**SUPPLIED MATERIAL**
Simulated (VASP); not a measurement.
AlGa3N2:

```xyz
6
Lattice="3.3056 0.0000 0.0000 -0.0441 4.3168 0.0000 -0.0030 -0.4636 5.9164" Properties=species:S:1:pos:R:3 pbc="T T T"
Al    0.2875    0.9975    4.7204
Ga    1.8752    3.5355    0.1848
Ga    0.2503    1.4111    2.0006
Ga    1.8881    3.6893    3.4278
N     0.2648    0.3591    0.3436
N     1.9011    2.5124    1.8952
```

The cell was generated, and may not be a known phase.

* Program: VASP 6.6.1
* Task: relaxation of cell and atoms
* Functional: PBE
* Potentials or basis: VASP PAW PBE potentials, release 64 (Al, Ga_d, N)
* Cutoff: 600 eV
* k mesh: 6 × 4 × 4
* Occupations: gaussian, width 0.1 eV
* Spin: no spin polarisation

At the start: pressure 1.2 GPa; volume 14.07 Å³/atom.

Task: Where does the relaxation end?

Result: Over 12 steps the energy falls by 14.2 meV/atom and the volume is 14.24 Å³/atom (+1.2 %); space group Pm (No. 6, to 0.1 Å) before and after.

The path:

**ACTIVITY**
Everything from the first line of the records through the line holding "Result: Over 12" is to be transcribed exactly; leave out all other lines.

**WRITTEN SOLUTION**
Simulated (VASP); not a measurement.
AlGa3N2:

```xyz
6
Lattice="3.3056 0.0000 0.0000 -0.0441 4.3168 0.0000 -0.0030 -0.4636 5.9164" Properties=species:S:1:pos:R:3 pbc="T T T"
Al    0.2875    0.9975    4.7204
Ga    1.8752    3.5355    0.1848
Ga    0.2503    1.4111    2.0006
Ga    1.8881    3.6893    3.4278
N     0.2648    0.3591    0.3436
N     1.9011    2.5124    1.8952
```

The cell was generated, and may not be a known phase.

* Program: VASP 6.6.1
* Task: relaxation of cell and atoms
* Functional: PBE
* Potentials or basis: VASP PAW PBE potentials, release 64 (Al, Ga_d, N)
* Cutoff: 600 eV
* k mesh: 6 × 4 × 4
* Occupations: gaussian, width 0.1 eV
* Spin: no spin polarisation

At the start: pressure 1.2 GPa; volume 14.07 Å³/atom.

Task: Where does the relaxation end?

Result: Over 12 steps the energy falls by 14.2 meV/atom and the volume is 14.24 Å³/atom (+1.2 %); space group Pm (No. 6, to 0.1 Å) before and after.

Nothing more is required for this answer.